□ □ □ □ □ □ □

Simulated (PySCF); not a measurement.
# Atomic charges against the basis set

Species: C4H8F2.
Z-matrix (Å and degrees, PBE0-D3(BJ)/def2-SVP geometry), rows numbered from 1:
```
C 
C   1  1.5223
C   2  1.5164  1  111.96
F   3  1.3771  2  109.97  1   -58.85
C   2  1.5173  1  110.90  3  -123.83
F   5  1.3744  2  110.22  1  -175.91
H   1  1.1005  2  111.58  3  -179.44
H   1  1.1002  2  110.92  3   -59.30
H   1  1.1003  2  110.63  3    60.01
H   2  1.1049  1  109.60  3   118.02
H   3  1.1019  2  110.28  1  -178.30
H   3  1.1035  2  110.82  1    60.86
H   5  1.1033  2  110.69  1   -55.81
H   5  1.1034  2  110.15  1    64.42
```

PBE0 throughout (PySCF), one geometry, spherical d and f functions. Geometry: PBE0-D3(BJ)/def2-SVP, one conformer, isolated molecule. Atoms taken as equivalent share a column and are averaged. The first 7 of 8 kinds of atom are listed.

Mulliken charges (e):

□ □ □ □ □ □ □

Action item: An exact copy of all the records is the expected answer.

Task solution:
Simulated (PySCF); not a measurement.
# Atomic charges against the basis set

Species: C4H8F2.
Z-matrix (Å and degrees, PBE0-D3(BJ)/def2-SVP geometry), rows numbered from 1:
```
C 
C   1  1.5223
C   2  1.5164  1  111.96
F   3  1.3771  2  109.97  1   -58.85
C   2  1.5173  1  110.90  3  -123.83
F   5  1.3744  2  110.22  1  -175.91
H   1  1.1005  2  111.58  3  -179.44
H   1  1.1002  2  110.92  3   -59.30
H   1  1.1003  2  110.63  3    60.01
H   2  1.1049  1  109.60  3   118.02
H   3  1.1019  2  110.28  1  -178.30
H   3  1.1035  2  110.82  1    60.86
H   5  1.1033  2  110.69  1   -55.81
H   5  1.1034  2  110.15  1    64.42
```

PBE0 throughout (PySCF), one geometry, spherical d and f functions. Geometry: PBE0-D3(BJ)/def2-SVP, one conformer, isolated molecule. Atoms taken as equivalent share a column and are averaged. The first 7 of 8 kinds of atom are listed.

Mulliken charges (e):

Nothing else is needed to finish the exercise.